ACTION ITEM
Could you output every record below exactly as it appears?

==*==

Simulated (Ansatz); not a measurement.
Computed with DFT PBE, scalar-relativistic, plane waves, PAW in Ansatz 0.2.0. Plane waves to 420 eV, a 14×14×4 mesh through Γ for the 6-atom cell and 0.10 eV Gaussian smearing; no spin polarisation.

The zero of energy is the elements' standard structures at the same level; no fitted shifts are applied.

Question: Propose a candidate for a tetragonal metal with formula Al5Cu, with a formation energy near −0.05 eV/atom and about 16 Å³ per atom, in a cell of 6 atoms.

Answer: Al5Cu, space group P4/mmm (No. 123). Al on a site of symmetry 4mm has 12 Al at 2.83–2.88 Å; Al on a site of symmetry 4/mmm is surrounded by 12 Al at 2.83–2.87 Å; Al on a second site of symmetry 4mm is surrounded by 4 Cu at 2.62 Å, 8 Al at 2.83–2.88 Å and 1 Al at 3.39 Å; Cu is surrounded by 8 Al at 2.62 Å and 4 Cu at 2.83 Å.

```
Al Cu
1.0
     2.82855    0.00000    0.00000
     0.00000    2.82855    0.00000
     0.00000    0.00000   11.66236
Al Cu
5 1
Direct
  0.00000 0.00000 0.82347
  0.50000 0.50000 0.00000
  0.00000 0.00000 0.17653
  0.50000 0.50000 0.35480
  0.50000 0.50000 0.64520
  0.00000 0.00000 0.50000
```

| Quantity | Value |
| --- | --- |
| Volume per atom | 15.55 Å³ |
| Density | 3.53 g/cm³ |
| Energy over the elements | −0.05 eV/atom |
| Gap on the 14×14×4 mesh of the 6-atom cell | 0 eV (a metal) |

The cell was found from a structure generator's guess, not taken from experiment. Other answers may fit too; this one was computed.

==*==

ANSWER SECTION
Simulated (Ansatz); not a measurement.
Computed with DFT PBE, scalar-relativistic, plane waves, PAW in Ansatz 0.2.0. Plane waves to 420 eV, a 14×14×4 mesh through Γ for the 6-atom cell and 0.10 eV Gaussian smearing; no spin polarisation.

The zero of energy is the elements' standard structures at the same level; no fitted shifts are applied.

Question: Propose a candidate for a tetragonal metal with formula Al5Cu, with a formation energy near −0.05 eV/atom and about 16 Å³ per atom, in a cell of 6 atoms.

Answer: Al5Cu, space group P4/mmm (No. 123). Al on a site of symmetry 4mm has 12 Al at 2.83–2.88 Å; Al on a site of symmetry 4/mmm is surrounded by 12 Al at 2.83–2.87 Å; Al on a second site of symmetry 4mm is surrounded by 4 Cu at 2.62 Å, 8 Al at 2.83–2.88 Å and 1 Al at 3.39 Å; Cu is surrounded by 8 Al at 2.62 Å and 4 Cu at 2.83 Å.

```
Al Cu
1.0
     2.82855    0.00000    0.00000
     0.00000    2.82855    0.00000
     0.00000    0.00000   11.66236
Al Cu
5 1
Direct
  0.00000 0.00000 0.82347
  0.50000 0.50000 0.00000
  0.00000 0.00000 0.17653
  0.50000 0.50000 0.35480
  0.50000 0.50000 0.64520
  0.00000 0.00000 0.50000
```

| Quantity | Value |
| --- | --- |
| Volume per atom | 15.55 Å³ |
| Density | 3.53 g/cm³ |
| Energy over the elements | −0.05 eV/atom |
| Gap on the 14×14×4 mesh of the 6-atom cell | 0 eV (a metal) |

The cell was found from a structure generator's guess, not taken from experiment. Other answers may fit too; this one was computed.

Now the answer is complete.